**EXERCISE:**
Starting with the first line and ending with the one that holds "Changed against the", retype the entries exactly.

----------------

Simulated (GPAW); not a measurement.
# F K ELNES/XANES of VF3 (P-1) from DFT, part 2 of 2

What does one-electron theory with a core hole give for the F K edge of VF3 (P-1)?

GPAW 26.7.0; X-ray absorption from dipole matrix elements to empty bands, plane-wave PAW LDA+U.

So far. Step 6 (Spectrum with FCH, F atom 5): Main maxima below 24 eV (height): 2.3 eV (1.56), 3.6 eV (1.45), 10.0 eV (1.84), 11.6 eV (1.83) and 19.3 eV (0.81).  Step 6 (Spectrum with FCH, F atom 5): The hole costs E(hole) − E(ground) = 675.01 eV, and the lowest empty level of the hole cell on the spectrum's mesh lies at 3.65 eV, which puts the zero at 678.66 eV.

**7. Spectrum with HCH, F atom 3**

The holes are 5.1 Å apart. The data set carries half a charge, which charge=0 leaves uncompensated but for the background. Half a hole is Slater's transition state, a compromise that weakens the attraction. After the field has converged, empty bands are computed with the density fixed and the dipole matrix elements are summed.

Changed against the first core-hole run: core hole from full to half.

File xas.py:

----------------

**TASK RESULT:**
Simulated (GPAW); not a measurement.
# F K ELNES/XANES of VF3 (P-1) from DFT, part 2 of 2

What does one-electron theory with a core hole give for the F K edge of VF3 (P-1)?

GPAW 26.7.0; X-ray absorption from dipole matrix elements to empty bands, plane-wave PAW LDA+U.

So far. Step 6 (Spectrum with FCH, F atom 5): Main maxima below 24 eV (height): 2.3 eV (1.56), 3.6 eV (1.45), 10.0 eV (1.84), 11.6 eV (1.83) and 19.3 eV (0.81).  Step 6 (Spectrum with FCH, F atom 5): The hole costs E(hole) − E(ground) = 675.01 eV, and the lowest empty level of the hole cell on the spectrum's mesh lies at 3.65 eV, which puts the zero at 678.66 eV.

**7. Spectrum with HCH, F atom 3**

The holes are 5.1 Å apart. The data set carries half a charge, which charge=0 leaves uncompensated but for the background. Half a hole is Slater's transition state, a compromise that weakens the attraction. After the field has converged, empty bands are computed with the density fixed and the dipole matrix elements are summed.

Changed against the first core-hole run: core hole from full to half.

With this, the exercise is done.